-=-=-=-=-

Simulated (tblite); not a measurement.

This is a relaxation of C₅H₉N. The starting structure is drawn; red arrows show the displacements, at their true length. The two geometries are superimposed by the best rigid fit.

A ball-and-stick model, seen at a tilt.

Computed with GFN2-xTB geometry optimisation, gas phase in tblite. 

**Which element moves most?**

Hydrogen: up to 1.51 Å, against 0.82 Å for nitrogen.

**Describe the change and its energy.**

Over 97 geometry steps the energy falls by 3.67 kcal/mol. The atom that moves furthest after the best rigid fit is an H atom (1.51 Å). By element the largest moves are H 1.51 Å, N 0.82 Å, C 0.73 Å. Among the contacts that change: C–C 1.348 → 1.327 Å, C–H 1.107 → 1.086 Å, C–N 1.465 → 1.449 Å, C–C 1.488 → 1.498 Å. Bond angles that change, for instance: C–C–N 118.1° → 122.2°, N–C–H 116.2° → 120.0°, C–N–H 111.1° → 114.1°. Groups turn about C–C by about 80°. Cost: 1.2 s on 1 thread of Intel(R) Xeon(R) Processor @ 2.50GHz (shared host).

-=-=-=-=-

- Assigned task:
An exact copy of the material above is needed.

- Exercise result:
Simulated (tblite); not a measurement.

This is a relaxation of C₅H₉N. The starting structure is drawn; red arrows show the displacements, at their true length. The two geometries are superimposed by the best rigid fit.

A ball-and-stick model, seen at a tilt.

Computed with GFN2-xTB geometry optimisation, gas phase in tblite. 

**Which element moves most?**

Hydrogen: up to 1.51 Å, against 0.82 Å for nitrogen.

**Describe the change and its energy.**

Over 97 geometry steps the energy falls by 3.67 kcal/mol. The atom that moves furthest after the best rigid fit is an H atom (1.51 Å). By element the largest moves are H 1.51 Å, N 0.82 Å, C 0.73 Å. Among the contacts that change: C–C 1.348 → 1.327 Å, C–H 1.107 → 1.086 Å, C–N 1.465 → 1.449 Å, C–C 1.488 → 1.498 Å. Bond angles that change, for instance: C–C–N 118.1° → 122.2°, N–C–H 116.2° → 120.0°, C–N–H 111.1° → 114.1°. Groups turn about C–C by about 80°. Cost: 1.2 s on 1 thread of Intel(R) Xeon(R) Processor @ 2.50GHz (shared host).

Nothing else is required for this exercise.